_Assigned task_
Each line from the first down to the one containing "Alike in all" should be returned exactly as it appears below.

_Provided data_
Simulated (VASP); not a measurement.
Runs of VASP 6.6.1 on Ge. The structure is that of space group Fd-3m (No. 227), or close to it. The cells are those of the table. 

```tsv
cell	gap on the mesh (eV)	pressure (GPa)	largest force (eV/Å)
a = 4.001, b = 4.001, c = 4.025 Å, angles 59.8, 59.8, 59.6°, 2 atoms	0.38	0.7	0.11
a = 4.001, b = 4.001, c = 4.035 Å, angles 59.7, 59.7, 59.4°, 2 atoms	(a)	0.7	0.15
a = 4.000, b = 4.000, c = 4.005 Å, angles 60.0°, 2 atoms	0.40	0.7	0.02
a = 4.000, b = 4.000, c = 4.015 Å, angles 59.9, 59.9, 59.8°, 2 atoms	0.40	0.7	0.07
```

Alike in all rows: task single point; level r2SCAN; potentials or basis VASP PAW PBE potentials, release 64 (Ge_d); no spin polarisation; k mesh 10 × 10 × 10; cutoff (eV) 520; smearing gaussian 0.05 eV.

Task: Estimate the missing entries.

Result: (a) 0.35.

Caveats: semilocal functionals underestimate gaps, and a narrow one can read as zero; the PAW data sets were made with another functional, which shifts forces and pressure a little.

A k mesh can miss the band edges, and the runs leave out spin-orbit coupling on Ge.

_Written answer_
Simulated (VASP); not a measurement.
Runs of VASP 6.6.1 on Ge. The structure is that of space group Fd-3m (No. 227), or close to it. The cells are those of the table. 

```tsv
cell	gap on the mesh (eV)	pressure (GPa)	largest force (eV/Å)
a = 4.001, b = 4.001, c = 4.025 Å, angles 59.8, 59.8, 59.6°, 2 atoms	0.38	0.7	0.11
a = 4.001, b = 4.001, c = 4.035 Å, angles 59.7, 59.7, 59.4°, 2 atoms	(a)	0.7	0.15
a = 4.000, b = 4.000, c = 4.005 Å, angles 60.0°, 2 atoms	0.40	0.7	0.02
a = 4.000, b = 4.000, c = 4.015 Å, angles 59.9, 59.9, 59.8°, 2 atoms	0.40	0.7	0.07
```

Alike in all rows: task single point; level r2SCAN; potentials or basis VASP PAW PBE potentials, release 64 (Ge_d); no spin polarisation; k mesh 10 × 10 × 10; cutoff (eV) 520; smearing gaussian 0.05 eV.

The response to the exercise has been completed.